• [Activity]: From the listing below, reproduce word for word the part that opens with the line containing "correction | no |" and closes with the line containing "Estimate the wall time of this run."; reproduce nothing else.

+-------+

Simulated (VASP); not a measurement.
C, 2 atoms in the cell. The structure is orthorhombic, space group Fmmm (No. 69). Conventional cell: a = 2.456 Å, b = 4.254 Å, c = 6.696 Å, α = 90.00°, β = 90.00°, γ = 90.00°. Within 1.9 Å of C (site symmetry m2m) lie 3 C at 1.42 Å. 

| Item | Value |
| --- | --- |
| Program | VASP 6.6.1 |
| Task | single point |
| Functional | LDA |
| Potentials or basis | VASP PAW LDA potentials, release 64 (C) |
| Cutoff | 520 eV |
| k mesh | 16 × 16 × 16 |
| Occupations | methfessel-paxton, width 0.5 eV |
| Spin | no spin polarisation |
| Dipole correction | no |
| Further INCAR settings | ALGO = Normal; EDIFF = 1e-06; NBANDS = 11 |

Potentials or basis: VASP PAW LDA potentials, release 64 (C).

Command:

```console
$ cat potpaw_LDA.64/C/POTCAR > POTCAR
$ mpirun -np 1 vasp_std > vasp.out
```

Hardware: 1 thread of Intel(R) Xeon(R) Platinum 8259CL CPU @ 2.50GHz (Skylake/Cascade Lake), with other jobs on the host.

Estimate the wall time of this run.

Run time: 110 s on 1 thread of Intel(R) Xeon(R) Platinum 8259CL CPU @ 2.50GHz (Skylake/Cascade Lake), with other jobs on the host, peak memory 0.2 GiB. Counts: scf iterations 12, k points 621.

+-------+

• [Your solution]:
| Dipole correction | no |
| Further INCAR settings | ALGO = Normal; EDIFF = 1e-06; NBANDS = 11 |

Potentials or basis: VASP PAW LDA potentials, release 64 (C).

Command:

```console
$ cat potpaw_LDA.64/C/POTCAR > POTCAR
$ mpirun -np 1 vasp_std > vasp.out
```

Hardware: 1 thread of Intel(R) Xeon(R) Platinum 8259CL CPU @ 2.50GHz (Skylake/Cascade Lake), with other jobs on the host.

Estimate the wall time of this run.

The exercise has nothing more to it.